Available data:
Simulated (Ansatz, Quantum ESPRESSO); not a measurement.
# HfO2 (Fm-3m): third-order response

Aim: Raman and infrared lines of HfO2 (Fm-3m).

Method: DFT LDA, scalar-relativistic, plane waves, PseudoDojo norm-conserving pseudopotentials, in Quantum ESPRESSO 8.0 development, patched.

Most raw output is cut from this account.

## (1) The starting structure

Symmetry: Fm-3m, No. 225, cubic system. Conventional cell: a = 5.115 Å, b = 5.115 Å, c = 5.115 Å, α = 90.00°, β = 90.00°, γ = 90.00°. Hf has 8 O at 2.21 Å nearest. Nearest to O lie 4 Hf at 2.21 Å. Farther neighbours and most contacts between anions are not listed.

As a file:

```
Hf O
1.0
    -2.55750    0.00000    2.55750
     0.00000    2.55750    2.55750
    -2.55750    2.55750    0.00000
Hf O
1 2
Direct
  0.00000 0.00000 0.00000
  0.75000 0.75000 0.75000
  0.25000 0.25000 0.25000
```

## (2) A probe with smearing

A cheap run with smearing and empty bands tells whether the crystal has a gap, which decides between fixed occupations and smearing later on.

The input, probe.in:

Activity: Word for word, write out every record in the listing.

Written response:
Simulated (Ansatz, Quantum ESPRESSO); not a measurement.
# HfO2 (Fm-3m): third-order response

Aim: Raman and infrared lines of HfO2 (Fm-3m).

Method: DFT LDA, scalar-relativistic, plane waves, PseudoDojo norm-conserving pseudopotentials, in Quantum ESPRESSO 8.0 development, patched.

Most raw output is cut from this account.

## (1) The starting structure

Symmetry: Fm-3m, No. 225, cubic system. Conventional cell: a = 5.115 Å, b = 5.115 Å, c = 5.115 Å, α = 90.00°, β = 90.00°, γ = 90.00°. Hf has 8 O at 2.21 Å nearest. Nearest to O lie 4 Hf at 2.21 Å. Farther neighbours and most contacts between anions are not listed.

As a file:

```
Hf O
1.0
    -2.55750    0.00000    2.55750
     0.00000    2.55750    2.55750
    -2.55750    2.55750    0.00000
Hf O
1 2
Direct
  0.00000 0.00000 0.00000
  0.75000 0.75000 0.75000
  0.25000 0.25000 0.25000
```

## (2) A probe with smearing

A cheap run with smearing and empty bands tells whether the crystal has a gap, which decides between fixed occupations and smearing later on.

The input, probe.in:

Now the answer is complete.